# BRIEF
Copy out all of the entries exactly as they appear.

══════════

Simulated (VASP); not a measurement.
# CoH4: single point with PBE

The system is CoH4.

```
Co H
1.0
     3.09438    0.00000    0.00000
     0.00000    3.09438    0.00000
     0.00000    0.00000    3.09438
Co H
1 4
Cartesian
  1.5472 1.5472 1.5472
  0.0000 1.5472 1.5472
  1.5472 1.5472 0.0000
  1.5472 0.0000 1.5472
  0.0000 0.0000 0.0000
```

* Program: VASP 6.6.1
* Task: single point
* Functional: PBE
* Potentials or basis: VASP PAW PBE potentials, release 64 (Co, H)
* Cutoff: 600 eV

══════════

# WORKED SOLUTION
Simulated (VASP); not a measurement.
# CoH4: single point with PBE

The system is CoH4.

```
Co H
1.0
     3.09438    0.00000    0.00000
     0.00000    3.09438    0.00000
     0.00000    0.00000    3.09438
Co H
1 4
Cartesian
  1.5472 1.5472 1.5472
  0.0000 1.5472 1.5472
  1.5472 1.5472 0.0000
  1.5472 0.0000 1.5472
  0.0000 0.0000 0.0000
```

* Program: VASP 6.6.1
* Task: single point
* Functional: PBE
* Potentials or basis: VASP PAW PBE potentials, release 64 (Co, H)
* Cutoff: 600 eV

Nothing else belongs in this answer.